#### Task item
Copy the records below verbatim, from the first line through the line containing "Structure types of", inclusive, and output nothing else.

####################
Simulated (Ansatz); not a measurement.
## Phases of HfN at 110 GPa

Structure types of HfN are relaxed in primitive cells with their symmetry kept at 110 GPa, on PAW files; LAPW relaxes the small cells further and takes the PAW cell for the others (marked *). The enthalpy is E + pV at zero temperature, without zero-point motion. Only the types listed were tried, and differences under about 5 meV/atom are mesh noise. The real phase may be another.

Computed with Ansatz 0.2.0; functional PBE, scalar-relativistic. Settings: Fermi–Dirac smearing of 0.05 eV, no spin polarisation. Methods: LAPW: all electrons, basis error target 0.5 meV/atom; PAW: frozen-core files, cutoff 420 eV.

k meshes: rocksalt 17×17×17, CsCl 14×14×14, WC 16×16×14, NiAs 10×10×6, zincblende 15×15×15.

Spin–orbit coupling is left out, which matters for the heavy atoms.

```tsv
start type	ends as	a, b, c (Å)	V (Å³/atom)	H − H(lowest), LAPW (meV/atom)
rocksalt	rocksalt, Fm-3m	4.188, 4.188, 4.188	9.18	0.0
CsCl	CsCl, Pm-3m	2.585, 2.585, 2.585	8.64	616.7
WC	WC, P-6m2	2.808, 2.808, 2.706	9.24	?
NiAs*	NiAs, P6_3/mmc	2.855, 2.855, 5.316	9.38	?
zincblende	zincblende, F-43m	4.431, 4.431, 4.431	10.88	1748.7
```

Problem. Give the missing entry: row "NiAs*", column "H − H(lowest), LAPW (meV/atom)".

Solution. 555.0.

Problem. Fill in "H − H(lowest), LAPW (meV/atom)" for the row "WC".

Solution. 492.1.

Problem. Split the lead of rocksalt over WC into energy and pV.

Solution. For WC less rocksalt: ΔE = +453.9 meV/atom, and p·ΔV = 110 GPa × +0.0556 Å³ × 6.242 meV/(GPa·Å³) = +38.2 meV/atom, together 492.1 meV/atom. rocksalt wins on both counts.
####################

#### Written response
Simulated (Ansatz); not a measurement.
## Phases of HfN at 110 GPa

Structure types of HfN are relaxed in primitive cells with their symmetry kept at 110 GPa, on PAW files; LAPW relaxes the small cells further and takes the PAW cell for the others (marked *). The enthalpy is E + pV at zero temperature, without zero-point motion. Only the types listed were tried, and differences under about 5 meV/atom are mesh noise. The real phase may be another.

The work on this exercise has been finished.